>>

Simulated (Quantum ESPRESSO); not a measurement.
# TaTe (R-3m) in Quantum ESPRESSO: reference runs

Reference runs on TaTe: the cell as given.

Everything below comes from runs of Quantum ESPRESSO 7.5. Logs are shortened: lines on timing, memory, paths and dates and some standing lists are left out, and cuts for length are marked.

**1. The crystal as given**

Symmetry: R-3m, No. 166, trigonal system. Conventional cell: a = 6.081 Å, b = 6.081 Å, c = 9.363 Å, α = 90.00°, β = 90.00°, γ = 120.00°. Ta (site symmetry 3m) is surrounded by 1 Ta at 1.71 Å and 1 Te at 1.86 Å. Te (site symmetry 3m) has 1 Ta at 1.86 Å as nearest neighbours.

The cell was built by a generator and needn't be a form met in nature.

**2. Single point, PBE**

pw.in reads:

<<

**Action item:**
Output each record above exactly, omitting nothing.

**Task response:**
Simulated (Quantum ESPRESSO); not a measurement.
# TaTe (R-3m) in Quantum ESPRESSO: reference runs

Reference runs on TaTe: the cell as given.

Everything below comes from runs of Quantum ESPRESSO 7.5. Logs are shortened: lines on timing, memory, paths and dates and some standing lists are left out, and cuts for length are marked.

**1. The crystal as given**

Symmetry: R-3m, No. 166, trigonal system. Conventional cell: a = 6.081 Å, b = 6.081 Å, c = 9.363 Å, α = 90.00°, β = 90.00°, γ = 120.00°. Ta (site symmetry 3m) is surrounded by 1 Ta at 1.71 Å and 1 Te at 1.86 Å. Te (site symmetry 3m) has 1 Ta at 1.86 Å as nearest neighbours.

The cell was built by a generator and needn't be a form met in nature.

**2. Single point, PBE**

pw.in reads:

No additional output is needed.